▸ MATERIAL PROVIDED
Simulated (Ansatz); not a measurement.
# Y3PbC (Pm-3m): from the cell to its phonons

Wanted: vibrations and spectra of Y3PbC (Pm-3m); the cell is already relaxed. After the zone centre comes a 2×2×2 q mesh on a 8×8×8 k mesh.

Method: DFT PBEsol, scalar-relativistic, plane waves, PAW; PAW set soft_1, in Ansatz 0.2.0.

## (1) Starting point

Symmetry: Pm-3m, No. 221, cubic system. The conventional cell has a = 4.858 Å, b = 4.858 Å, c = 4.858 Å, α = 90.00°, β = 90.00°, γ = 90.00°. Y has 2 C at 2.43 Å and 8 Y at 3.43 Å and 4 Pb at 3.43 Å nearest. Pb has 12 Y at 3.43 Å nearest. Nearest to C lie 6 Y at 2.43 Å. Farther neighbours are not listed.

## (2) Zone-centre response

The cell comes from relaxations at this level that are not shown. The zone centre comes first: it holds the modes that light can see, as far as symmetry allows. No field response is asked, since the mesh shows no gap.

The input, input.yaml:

▸ WORK ORDER
Here the job is to output the lines from the start of the material through the line with "## (2) Zone-centre response", inclusive, exactly and with nothing else.

▸ ANSWER AREA
Simulated (Ansatz); not a measurement.
# Y3PbC (Pm-3m): from the cell to its phonons

Wanted: vibrations and spectra of Y3PbC (Pm-3m); the cell is already relaxed. After the zone centre comes a 2×2×2 q mesh on a 8×8×8 k mesh.

Method: DFT PBEsol, scalar-relativistic, plane waves, PAW; PAW set soft_1, in Ansatz 0.2.0.

## (1) Starting point

Symmetry: Pm-3m, No. 221, cubic system. The conventional cell has a = 4.858 Å, b = 4.858 Å, c = 4.858 Å, α = 90.00°, β = 90.00°, γ = 90.00°. Y has 2 C at 2.43 Å and 8 Y at 3.43 Å and 4 Pb at 3.43 Å nearest. Pb has 12 Y at 3.43 Å nearest. Nearest to C lie 6 Y at 2.43 Å. Farther neighbours are not listed.

## (2) Zone-centre response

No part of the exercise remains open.